DATASET ENTRIES —
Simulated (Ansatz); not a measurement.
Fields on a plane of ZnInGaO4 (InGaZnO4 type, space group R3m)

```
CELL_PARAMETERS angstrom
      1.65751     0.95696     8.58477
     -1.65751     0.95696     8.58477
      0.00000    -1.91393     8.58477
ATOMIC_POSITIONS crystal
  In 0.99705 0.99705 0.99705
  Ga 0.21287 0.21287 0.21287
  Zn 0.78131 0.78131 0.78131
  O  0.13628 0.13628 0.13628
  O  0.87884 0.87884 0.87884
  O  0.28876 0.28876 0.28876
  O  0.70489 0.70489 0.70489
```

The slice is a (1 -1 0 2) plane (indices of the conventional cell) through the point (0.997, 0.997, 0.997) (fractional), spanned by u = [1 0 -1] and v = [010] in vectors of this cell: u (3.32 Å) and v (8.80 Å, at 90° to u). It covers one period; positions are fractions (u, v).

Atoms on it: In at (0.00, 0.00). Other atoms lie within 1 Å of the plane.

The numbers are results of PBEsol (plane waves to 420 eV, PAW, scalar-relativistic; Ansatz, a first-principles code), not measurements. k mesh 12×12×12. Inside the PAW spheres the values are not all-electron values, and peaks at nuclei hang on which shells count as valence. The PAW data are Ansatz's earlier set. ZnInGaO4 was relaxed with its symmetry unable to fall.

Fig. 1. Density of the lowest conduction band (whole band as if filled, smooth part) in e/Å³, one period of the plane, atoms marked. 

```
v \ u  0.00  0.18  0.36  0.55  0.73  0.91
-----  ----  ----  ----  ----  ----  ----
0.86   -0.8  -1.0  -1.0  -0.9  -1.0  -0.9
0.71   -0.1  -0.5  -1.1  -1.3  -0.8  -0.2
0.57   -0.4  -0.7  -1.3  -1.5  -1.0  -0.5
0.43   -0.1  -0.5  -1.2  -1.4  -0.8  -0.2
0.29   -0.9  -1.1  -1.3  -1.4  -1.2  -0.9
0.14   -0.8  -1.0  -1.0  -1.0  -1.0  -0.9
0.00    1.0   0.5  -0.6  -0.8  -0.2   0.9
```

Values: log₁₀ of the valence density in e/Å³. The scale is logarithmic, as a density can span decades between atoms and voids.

ASSIGNED TASK — Beginning at the first line of the data above, retype each line until you reach the line containing "The numbers are", and include that one too. Add nothing else.

WORKED SOLUTION —
Simulated (Ansatz); not a measurement.
Fields on a plane of ZnInGaO4 (InGaZnO4 type, space group R3m)

```
CELL_PARAMETERS angstrom
      1.65751     0.95696     8.58477
     -1.65751     0.95696     8.58477
      0.00000    -1.91393     8.58477
ATOMIC_POSITIONS crystal
  In 0.99705 0.99705 0.99705
  Ga 0.21287 0.21287 0.21287
  Zn 0.78131 0.78131 0.78131
  O  0.13628 0.13628 0.13628
  O  0.87884 0.87884 0.87884
  O  0.28876 0.28876 0.28876
  O  0.70489 0.70489 0.70489
```

The slice is a (1 -1 0 2) plane (indices of the conventional cell) through the point (0.997, 0.997, 0.997) (fractional), spanned by u = [1 0 -1] and v = [010] in vectors of this cell: u (3.32 Å) and v (8.80 Å, at 90° to u). It covers one period; positions are fractions (u, v).

Atoms on it: In at (0.00, 0.00). Other atoms lie within 1 Å of the plane.

The numbers are results of PBEsol (plane waves to 420 eV, PAW, scalar-relativistic; Ansatz, a first-principles code), not measurements. k mesh 12×12×12. Inside the PAW spheres the values are not all-electron values, and peaks at nuclei hang on which shells count as valence. The PAW data are Ansatz's earlier set. ZnInGaO4 was relaxed with its symmetry unable to fall.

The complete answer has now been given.